Set down exactly the lines of the records from the top to the line containing "Q: Give the"; include both.

◆ ◆ ◆

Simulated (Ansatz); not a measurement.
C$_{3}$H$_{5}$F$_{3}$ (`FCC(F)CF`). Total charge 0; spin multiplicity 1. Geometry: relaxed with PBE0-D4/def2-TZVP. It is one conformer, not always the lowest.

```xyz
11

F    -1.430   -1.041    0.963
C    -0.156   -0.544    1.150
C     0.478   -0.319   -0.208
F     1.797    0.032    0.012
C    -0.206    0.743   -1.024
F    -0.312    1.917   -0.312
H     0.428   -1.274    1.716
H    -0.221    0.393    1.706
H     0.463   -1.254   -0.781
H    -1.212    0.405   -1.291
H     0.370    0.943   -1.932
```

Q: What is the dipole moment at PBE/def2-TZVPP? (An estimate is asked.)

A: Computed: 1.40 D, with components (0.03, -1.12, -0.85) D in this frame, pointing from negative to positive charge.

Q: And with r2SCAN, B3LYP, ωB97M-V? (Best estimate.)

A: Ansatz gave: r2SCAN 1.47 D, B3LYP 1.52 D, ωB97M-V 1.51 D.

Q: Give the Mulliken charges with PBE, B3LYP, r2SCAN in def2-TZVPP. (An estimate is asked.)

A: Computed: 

◆ ◆ ◆

=== Solution ===
Simulated (Ansatz); not a measurement.
C$_{3}$H$_{5}$F$_{3}$ (`FCC(F)CF`). Total charge 0; spin multiplicity 1. Geometry: relaxed with PBE0-D4/def2-TZVP. It is one conformer, not always the lowest.

```xyz
11

F    -1.430   -1.041    0.963
C    -0.156   -0.544    1.150
C     0.478   -0.319   -0.208
F     1.797    0.032    0.012
C    -0.206    0.743   -1.024
F    -0.312    1.917   -0.312
H     0.428   -1.274    1.716
H    -0.221    0.393    1.706
H     0.463   -1.254   -0.781
H    -1.212    0.405   -1.291
H     0.370    0.943   -1.932
```

Q: What is the dipole moment at PBE/def2-TZVPP? (An estimate is asked.)

A: Computed: 1.40 D, with components (0.03, -1.12, -0.85) D in this frame, pointing from negative to positive charge.

Q: And with r2SCAN, B3LYP, ωB97M-V? (Best estimate.)

A: Ansatz gave: r2SCAN 1.47 D, B3LYP 1.52 D, ωB97M-V 1.51 D.

Q: Give the Mulliken charges with PBE, B3LYP, r2SCAN in def2-TZVPP. (An estimate is asked.)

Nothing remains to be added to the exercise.